*Requirement*.
All entries below must be given again word for word.

Segment Start: Record excerpts
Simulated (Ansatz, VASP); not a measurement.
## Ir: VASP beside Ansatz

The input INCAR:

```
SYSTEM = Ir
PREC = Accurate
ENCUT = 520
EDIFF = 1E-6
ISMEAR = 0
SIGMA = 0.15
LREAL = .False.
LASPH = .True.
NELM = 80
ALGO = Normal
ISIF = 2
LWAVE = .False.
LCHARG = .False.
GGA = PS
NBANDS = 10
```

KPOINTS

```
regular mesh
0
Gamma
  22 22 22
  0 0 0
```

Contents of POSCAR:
Segment End: Record excerpts

*Problem solution*.
Simulated (Ansatz, VASP); not a measurement.
## Ir: VASP beside Ansatz

The input INCAR:

```
SYSTEM = Ir
PREC = Accurate
ENCUT = 520
EDIFF = 1E-6
ISMEAR = 0
SIGMA = 0.15
LREAL = .False.
LASPH = .True.
NELM = 80
ALGO = Normal
ISIF = 2
LWAVE = .False.
LCHARG = .False.
GGA = PS
NBANDS = 10
```

KPOINTS

```
regular mesh
0
Gamma
  22 22 22
  0 0 0
```

Contents of POSCAR:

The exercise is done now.